DATA SUPPLIED »
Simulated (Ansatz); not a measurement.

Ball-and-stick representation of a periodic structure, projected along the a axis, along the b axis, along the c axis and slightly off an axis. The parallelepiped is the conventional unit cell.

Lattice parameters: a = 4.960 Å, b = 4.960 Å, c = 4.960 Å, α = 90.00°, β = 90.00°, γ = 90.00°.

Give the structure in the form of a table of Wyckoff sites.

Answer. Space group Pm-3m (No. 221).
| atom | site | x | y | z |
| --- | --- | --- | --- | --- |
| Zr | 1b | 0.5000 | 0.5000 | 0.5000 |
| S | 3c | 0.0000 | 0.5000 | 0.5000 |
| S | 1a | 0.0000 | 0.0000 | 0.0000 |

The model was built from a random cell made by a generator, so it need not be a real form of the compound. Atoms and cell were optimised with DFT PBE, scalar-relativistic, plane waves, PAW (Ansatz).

TASK ITEM » Please output every line shown above exactly.

WORKED SOLUTION »
Simulated (Ansatz); not a measurement.

Ball-and-stick representation of a periodic structure, projected along the a axis, along the b axis, along the c axis and slightly off an axis. The parallelepiped is the conventional unit cell.

Lattice parameters: a = 4.960 Å, b = 4.960 Å, c = 4.960 Å, α = 90.00°, β = 90.00°, γ = 90.00°.

Give the structure in the form of a table of Wyckoff sites.

Answer. Space group Pm-3m (No. 221).
| atom | site | x | y | z |
| --- | --- | --- | --- | --- |
| Zr | 1b | 0.5000 | 0.5000 | 0.5000 |
| S | 3c | 0.0000 | 0.5000 | 0.5000 |
| S | 1a | 0.0000 | 0.0000 | 0.0000 |

The model was built from a random cell made by a generator, so it need not be a real form of the compound. Atoms and cell were optimised with DFT PBE, scalar-relativistic, plane waves, PAW (Ansatz).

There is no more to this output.